Work request: Retype every entry in its entirety, without alteration.

---- Data to examine

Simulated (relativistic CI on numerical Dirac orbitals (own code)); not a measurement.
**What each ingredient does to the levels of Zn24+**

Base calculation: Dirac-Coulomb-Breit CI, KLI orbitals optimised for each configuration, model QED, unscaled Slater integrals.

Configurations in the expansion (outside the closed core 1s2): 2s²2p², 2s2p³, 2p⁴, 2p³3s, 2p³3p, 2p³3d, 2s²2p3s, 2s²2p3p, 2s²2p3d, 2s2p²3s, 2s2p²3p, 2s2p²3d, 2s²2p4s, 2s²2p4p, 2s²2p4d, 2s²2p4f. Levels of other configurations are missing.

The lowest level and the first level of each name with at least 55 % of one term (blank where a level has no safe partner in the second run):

--------

Exercise output:
Simulated (relativistic CI on numerical Dirac orbitals (own code)); not a measurement.
**What each ingredient does to the levels of Zn24+**

Base calculation: Dirac-Coulomb-Breit CI, KLI orbitals optimised for each configuration, model QED, unscaled Slater integrals.

Configurations in the expansion (outside the closed core 1s2): 2s²2p², 2s2p³, 2p⁴, 2p³3s, 2p³3p, 2p³3d, 2s²2p3s, 2s²2p3p, 2s²2p3d, 2s2p²3s, 2s2p²3p, 2s2p²3d, 2s²2p4s, 2s²2p4p, 2s²2p4d, 2s²2p4f. Levels of other configurations are missing.

The lowest level and the first level of each name with at least 55 % of one term (blank where a level has no safe partner in the second run):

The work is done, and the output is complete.